EXERCISE: Starting at the top of the entries below, set down each line exactly as written, and stop after the line containing "Q: Predict the relaxed cell.".

INFORMATION GIVEN:
=== Section Start ===

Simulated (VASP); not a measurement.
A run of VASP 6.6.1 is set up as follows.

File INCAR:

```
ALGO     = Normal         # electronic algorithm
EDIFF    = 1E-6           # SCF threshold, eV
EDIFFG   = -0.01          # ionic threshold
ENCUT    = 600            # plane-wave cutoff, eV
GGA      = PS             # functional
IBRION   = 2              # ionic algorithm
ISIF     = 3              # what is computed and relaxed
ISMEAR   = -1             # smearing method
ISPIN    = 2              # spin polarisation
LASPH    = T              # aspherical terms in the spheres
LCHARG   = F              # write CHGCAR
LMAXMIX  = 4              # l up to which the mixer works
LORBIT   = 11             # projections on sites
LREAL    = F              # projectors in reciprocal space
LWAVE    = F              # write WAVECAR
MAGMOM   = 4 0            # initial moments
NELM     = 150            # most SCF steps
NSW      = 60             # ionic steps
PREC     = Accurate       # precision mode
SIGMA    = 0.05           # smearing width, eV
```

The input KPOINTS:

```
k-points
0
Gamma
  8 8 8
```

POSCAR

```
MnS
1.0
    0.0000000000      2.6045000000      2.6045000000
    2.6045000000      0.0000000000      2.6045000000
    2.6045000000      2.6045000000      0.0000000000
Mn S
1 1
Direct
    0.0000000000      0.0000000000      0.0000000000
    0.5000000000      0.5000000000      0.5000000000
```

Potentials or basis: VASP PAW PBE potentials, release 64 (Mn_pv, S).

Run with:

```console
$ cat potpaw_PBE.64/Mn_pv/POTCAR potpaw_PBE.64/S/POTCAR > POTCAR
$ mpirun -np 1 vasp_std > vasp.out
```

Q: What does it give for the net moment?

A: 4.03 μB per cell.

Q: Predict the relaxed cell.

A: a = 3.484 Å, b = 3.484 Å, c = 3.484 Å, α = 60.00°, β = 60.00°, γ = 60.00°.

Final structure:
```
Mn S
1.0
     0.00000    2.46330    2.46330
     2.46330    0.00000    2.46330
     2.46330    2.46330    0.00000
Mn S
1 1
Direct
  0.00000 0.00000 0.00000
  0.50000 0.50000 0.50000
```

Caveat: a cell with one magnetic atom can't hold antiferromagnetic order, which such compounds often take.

=== Section End ===

RESPONSE:
Simulated (VASP); not a measurement.
A run of VASP 6.6.1 is set up as follows.

File INCAR:

```
ALGO     = Normal         # electronic algorithm
EDIFF    = 1E-6           # SCF threshold, eV
EDIFFG   = -0.01          # ionic threshold
ENCUT    = 600            # plane-wave cutoff, eV
GGA      = PS             # functional
IBRION   = 2              # ionic algorithm
ISIF     = 3              # what is computed and relaxed
ISMEAR   = -1             # smearing method
ISPIN    = 2              # spin polarisation
LASPH    = T              # aspherical terms in the spheres
LCHARG   = F              # write CHGCAR
LMAXMIX  = 4              # l up to which the mixer works
LORBIT   = 11             # projections on sites
LREAL    = F              # projectors in reciprocal space
LWAVE    = F              # write WAVECAR
MAGMOM   = 4 0            # initial moments
NELM     = 150            # most SCF steps
NSW      = 60             # ionic steps
PREC     = Accurate       # precision mode
SIGMA    = 0.05           # smearing width, eV
```

The input KPOINTS:

```
k-points
0
Gamma
  8 8 8
```

POSCAR

```
MnS
1.0
    0.0000000000      2.6045000000      2.6045000000
    2.6045000000      0.0000000000      2.6045000000
    2.6045000000      2.6045000000      0.0000000000
Mn S
1 1
Direct
    0.0000000000      0.0000000000      0.0000000000
    0.5000000000      0.5000000000      0.5000000000
```

Potentials or basis: VASP PAW PBE potentials, release 64 (Mn_pv, S).

Run with:

```console
$ cat potpaw_PBE.64/Mn_pv/POTCAR potpaw_PBE.64/S/POTCAR > POTCAR
$ mpirun -np 1 vasp_std > vasp.out
```

Q: What does it give for the net moment?

A: 4.03 μB per cell.

Q: Predict the relaxed cell.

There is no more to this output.